- Opening Delimiter -
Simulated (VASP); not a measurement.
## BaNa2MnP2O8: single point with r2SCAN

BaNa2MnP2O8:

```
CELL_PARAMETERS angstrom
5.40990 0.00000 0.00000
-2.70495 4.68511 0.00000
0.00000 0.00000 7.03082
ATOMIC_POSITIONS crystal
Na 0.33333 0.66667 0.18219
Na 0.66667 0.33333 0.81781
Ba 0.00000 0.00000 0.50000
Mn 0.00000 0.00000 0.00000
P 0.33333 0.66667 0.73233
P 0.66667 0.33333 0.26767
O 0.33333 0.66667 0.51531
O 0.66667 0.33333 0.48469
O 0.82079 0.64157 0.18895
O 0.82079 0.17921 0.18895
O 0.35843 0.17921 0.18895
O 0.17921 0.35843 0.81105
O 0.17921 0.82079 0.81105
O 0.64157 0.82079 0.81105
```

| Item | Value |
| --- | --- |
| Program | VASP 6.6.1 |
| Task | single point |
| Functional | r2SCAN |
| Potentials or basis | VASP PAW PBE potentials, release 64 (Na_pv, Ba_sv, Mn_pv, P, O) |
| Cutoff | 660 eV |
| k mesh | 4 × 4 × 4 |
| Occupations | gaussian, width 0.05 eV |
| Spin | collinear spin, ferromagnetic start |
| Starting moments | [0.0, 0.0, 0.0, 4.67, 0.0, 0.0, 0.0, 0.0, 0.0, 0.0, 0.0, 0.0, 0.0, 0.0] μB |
- Closing Delimiter -

#### Action item
Please return the lines above exactly, from the first one down to the line with "ferromagnetic start |", and stop after that line.

#### Task solution
Simulated (VASP); not a measurement.
## BaNa2MnP2O8: single point with r2SCAN

BaNa2MnP2O8:

```
CELL_PARAMETERS angstrom
5.40990 0.00000 0.00000
-2.70495 4.68511 0.00000
0.00000 0.00000 7.03082
ATOMIC_POSITIONS crystal
Na 0.33333 0.66667 0.18219
Na 0.66667 0.33333 0.81781
Ba 0.00000 0.00000 0.50000
Mn 0.00000 0.00000 0.00000
P 0.33333 0.66667 0.73233
P 0.66667 0.33333 0.26767
O 0.33333 0.66667 0.51531
O 0.66667 0.33333 0.48469
O 0.82079 0.64157 0.18895
O 0.82079 0.17921 0.18895
O 0.35843 0.17921 0.18895
O 0.17921 0.35843 0.81105
O 0.17921 0.82079 0.81105
O 0.64157 0.82079 0.81105
```

| Item | Value |
| --- | --- |
| Program | VASP 6.6.1 |
| Task | single point |
| Functional | r2SCAN |
| Potentials or basis | VASP PAW PBE potentials, release 64 (Na_pv, Ba_sv, Mn_pv, P, O) |
| Cutoff | 660 eV |
| k mesh | 4 × 4 × 4 |
| Occupations | gaussian, width 0.05 eV |
| Spin | collinear spin, ferromagnetic start |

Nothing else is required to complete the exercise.